************
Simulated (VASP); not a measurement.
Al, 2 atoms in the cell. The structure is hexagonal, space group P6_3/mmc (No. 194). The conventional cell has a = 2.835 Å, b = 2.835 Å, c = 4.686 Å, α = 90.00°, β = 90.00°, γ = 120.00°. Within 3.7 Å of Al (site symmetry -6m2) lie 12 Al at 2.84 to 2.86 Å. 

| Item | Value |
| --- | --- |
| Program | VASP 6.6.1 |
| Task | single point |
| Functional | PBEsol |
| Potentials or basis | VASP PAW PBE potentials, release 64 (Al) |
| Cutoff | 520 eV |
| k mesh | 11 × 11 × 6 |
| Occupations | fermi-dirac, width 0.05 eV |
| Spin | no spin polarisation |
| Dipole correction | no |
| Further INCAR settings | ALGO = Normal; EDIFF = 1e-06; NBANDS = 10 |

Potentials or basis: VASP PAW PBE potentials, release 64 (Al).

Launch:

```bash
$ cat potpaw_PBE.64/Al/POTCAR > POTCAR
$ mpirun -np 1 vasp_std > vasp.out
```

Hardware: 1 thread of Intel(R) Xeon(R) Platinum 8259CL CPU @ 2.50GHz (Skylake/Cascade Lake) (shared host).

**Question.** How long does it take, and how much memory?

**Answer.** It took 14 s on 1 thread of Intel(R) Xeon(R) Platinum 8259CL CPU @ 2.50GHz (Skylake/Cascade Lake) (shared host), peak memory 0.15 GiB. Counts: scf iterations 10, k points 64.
************

§ Activity: Return only the lines spanning from the first line of the material through the line with "VASP 6.6.1 |", copied exactly, both ends kept.

§ Result:
Simulated (VASP); not a measurement.
Al, 2 atoms in the cell. The structure is hexagonal, space group P6_3/mmc (No. 194). The conventional cell has a = 2.835 Å, b = 2.835 Å, c = 4.686 Å, α = 90.00°, β = 90.00°, γ = 120.00°. Within 3.7 Å of Al (site symmetry -6m2) lie 12 Al at 2.84 to 2.86 Å. 

| Item | Value |
| --- | --- |
| Program | VASP 6.6.1 |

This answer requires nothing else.